== Exercise ==
The records must be repeated exactly and in their entirety.

═════ Source material ═════

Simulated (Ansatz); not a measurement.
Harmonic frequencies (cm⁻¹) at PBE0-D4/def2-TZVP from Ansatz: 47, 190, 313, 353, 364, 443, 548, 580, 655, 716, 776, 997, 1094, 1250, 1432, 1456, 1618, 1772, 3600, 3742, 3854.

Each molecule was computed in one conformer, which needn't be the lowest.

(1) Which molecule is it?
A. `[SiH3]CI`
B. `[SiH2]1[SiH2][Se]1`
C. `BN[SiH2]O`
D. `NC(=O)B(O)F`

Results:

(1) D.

═════

== Exercise response ==
Simulated (Ansatz); not a measurement.
Harmonic frequencies (cm⁻¹) at PBE0-D4/def2-TZVP from Ansatz: 47, 190, 313, 353, 364, 443, 548, 580, 655, 716, 776, 997, 1094, 1250, 1432, 1456, 1618, 1772, 3600, 3742, 3854.

Each molecule was computed in one conformer, which needn't be the lowest.

(1) Which molecule is it?
A. `[SiH3]CI`
B. `[SiH2]1[SiH2][Se]1`
C. `BN[SiH2]O`
D. `NC(=O)B(O)F`

Results:

(1) D.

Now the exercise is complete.